Work request: Repeat each line of the material below without change.

Extracted records:
>>

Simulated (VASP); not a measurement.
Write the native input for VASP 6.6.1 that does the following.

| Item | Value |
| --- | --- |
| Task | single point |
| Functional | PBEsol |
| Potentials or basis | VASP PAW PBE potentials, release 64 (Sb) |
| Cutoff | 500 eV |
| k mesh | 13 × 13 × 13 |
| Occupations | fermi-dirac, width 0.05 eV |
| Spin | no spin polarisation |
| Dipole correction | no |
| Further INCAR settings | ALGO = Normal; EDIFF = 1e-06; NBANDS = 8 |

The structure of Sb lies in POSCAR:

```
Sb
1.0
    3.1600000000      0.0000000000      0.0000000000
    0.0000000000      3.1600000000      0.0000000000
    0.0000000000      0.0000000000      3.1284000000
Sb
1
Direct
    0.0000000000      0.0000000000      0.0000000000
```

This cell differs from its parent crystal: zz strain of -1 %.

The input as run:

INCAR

<<

Task answer:
Simulated (VASP); not a measurement.
Write the native input for VASP 6.6.1 that does the following.

| Item | Value |
| --- | --- |
| Task | single point |
| Functional | PBEsol |
| Potentials or basis | VASP PAW PBE potentials, release 64 (Sb) |
| Cutoff | 500 eV |
| k mesh | 13 × 13 × 13 |
| Occupations | fermi-dirac, width 0.05 eV |
| Spin | no spin polarisation |
| Dipole correction | no |
| Further INCAR settings | ALGO = Normal; EDIFF = 1e-06; NBANDS = 8 |

The structure of Sb lies in POSCAR:

```
Sb
1.0
    3.1600000000      0.0000000000      0.0000000000
    0.0000000000      3.1600000000      0.0000000000
    0.0000000000      0.0000000000      3.1284000000
Sb
1
Direct
    0.0000000000      0.0000000000      0.0000000000
```

This cell differs from its parent crystal: zz strain of -1 %.

The input as run:

INCAR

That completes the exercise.